----- Data extract
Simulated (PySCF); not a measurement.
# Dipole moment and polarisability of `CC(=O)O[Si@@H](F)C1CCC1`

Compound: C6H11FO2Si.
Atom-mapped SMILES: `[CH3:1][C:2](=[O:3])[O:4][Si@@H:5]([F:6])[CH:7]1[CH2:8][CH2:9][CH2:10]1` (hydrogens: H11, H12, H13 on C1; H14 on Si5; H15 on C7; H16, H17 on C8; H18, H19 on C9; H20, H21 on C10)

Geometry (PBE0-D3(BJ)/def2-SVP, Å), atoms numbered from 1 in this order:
----------

**Required action**
Reproduce the entries above in full by retyping them exactly.

**Written reply**
Simulated (PySCF); not a measurement.
# Dipole moment and polarisability of `CC(=O)O[Si@@H](F)C1CCC1`

Compound: C6H11FO2Si.
Atom-mapped SMILES: `[CH3:1][C:2](=[O:3])[O:4][Si@@H:5]([F:6])[CH:7]1[CH2:8][CH2:9][CH2:10]1` (hydrogens: H11, H12, H13 on C1; H14 on Si5; H15 on C7; H16, H17 on C8; H18, H19 on C9; H20, H21 on C10)

Geometry (PBE0-D3(BJ)/def2-SVP, Å), atoms numbered from 1 in this order:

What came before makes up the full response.